:: ENTRIES SUPPLIED

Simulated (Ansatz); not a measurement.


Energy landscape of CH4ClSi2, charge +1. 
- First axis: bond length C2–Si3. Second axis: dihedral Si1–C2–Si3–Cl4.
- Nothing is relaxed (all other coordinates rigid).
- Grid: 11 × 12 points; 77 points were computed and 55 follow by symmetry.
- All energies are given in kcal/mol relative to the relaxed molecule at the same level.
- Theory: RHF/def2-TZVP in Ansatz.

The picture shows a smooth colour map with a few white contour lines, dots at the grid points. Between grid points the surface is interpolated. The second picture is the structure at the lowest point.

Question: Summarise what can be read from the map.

::::

» WORK REQUEST
Please set down all the data word for word.

» RESULT
Simulated (Ansatz); not a measurement.


Energy landscape of CH4ClSi2, charge +1. 
- First axis: bond length C2–Si3. Second axis: dihedral Si1–C2–Si3–Cl4.
- Nothing is relaxed (all other coordinates rigid).
- Grid: 11 × 12 points; 77 points were computed and 55 follow by symmetry.
- All energies are given in kcal/mol relative to the relaxed molecule at the same level.
- Theory: RHF/def2-TZVP in Ansatz.

The picture shows a smooth colour map with a few white contour lines, dots at the grid points. Between grid points the surface is interpolated. The second picture is the structure at the lowest point.

Question: Summarise what can be read from the map.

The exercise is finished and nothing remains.